++++++++

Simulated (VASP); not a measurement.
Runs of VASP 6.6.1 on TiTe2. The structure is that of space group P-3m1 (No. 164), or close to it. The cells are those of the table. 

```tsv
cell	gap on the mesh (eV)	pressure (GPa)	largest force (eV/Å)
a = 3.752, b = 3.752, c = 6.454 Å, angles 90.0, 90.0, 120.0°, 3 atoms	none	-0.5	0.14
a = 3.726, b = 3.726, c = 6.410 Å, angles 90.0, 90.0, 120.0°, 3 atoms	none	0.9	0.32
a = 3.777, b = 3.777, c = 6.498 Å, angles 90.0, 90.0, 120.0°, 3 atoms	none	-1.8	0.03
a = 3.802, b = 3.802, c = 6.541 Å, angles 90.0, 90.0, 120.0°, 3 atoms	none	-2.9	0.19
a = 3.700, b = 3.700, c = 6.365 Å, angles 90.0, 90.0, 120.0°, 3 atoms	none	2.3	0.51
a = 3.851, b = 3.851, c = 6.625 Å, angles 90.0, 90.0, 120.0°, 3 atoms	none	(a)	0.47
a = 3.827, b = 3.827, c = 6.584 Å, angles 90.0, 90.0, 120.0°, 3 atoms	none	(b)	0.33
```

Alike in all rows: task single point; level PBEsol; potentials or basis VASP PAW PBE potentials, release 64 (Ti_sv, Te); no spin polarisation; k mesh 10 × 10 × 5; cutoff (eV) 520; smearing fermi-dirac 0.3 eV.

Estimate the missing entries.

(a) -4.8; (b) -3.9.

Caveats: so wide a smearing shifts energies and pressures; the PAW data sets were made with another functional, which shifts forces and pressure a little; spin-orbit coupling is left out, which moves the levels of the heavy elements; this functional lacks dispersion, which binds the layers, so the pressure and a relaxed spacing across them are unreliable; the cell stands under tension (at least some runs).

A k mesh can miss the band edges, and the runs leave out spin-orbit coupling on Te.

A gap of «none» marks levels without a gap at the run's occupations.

++++++++

Requirement -> Beginning at the line above that contains "Estimate the missing entries.", return each line exactly through the line that contains "A k mesh can", and no others.

Response area ->
Estimate the missing entries.

(a) -4.8; (b) -3.9.

Caveats: so wide a smearing shifts energies and pressures; the PAW data sets were made with another functional, which shifts forces and pressure a little; spin-orbit coupling is left out, which moves the levels of the heavy elements; this functional lacks dispersion, which binds the layers, so the pressure and a relaxed spacing across them are unreliable; the cell stands under tension (at least some runs).

A k mesh can miss the band edges, and the runs leave out spin-orbit coupling on Te.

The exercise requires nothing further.